» **Work order**
Return each record shown beneath, word for word.

***** Source information *****
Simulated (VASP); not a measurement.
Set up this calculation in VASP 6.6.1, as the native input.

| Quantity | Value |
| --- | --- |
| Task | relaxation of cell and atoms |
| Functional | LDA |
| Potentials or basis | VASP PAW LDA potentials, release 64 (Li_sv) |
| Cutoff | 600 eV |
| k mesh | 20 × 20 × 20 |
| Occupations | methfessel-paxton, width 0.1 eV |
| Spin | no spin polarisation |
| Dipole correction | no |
*****

» **Written reply**
Simulated (VASP); not a measurement.
Set up this calculation in VASP 6.6.1, as the native input.

| Quantity | Value |
| --- | --- |
| Task | relaxation of cell and atoms |
| Functional | LDA |
| Potentials or basis | VASP PAW LDA potentials, release 64 (Li_sv) |
| Cutoff | 600 eV |
| k mesh | 20 × 20 × 20 |
| Occupations | methfessel-paxton, width 0.1 eV |
| Spin | no spin polarisation |
| Dipole correction | no |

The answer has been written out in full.